» **Assigned task**
Extract the first line through the line containing "Bonds (- single, = double, #" from the listing below, exactly as written.

Source material START

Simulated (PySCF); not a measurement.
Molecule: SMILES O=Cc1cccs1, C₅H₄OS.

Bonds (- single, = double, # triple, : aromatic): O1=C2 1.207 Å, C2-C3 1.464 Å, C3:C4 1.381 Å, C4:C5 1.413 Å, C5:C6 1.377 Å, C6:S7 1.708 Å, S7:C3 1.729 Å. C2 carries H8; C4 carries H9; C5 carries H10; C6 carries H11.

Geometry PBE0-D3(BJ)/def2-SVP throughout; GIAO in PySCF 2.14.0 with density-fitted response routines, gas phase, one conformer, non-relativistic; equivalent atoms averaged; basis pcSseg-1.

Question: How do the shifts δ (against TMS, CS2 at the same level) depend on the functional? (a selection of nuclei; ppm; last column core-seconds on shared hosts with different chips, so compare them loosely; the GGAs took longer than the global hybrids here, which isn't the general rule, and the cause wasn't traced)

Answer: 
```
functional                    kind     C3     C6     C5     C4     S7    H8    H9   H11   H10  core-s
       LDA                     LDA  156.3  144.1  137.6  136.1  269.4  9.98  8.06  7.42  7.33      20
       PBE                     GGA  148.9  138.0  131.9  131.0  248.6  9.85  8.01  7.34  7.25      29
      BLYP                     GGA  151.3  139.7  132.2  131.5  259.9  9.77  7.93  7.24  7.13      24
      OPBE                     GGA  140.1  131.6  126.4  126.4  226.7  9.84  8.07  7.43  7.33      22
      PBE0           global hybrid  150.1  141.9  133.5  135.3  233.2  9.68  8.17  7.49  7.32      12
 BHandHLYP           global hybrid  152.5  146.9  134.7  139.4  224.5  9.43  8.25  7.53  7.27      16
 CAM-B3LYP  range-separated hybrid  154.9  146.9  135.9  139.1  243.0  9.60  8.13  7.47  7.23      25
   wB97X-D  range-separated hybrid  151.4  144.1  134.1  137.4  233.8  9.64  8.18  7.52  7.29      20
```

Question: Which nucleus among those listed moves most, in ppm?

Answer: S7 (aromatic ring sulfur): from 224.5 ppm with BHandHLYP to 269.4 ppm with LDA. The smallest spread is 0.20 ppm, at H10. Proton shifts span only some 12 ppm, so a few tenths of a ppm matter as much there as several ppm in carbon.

Source material END

» **Exercise answer**
Simulated (PySCF); not a measurement.
Molecule: SMILES O=Cc1cccs1, C₅H₄OS.

Bonds (- single, = double, # triple, : aromatic): O1=C2 1.207 Å, C2-C3 1.464 Å, C3:C4 1.381 Å, C4:C5 1.413 Å, C5:C6 1.377 Å, C6:S7 1.708 Å, S7:C3 1.729 Å. C2 carries H8; C4 carries H9; C5 carries H10; C6 carries H11.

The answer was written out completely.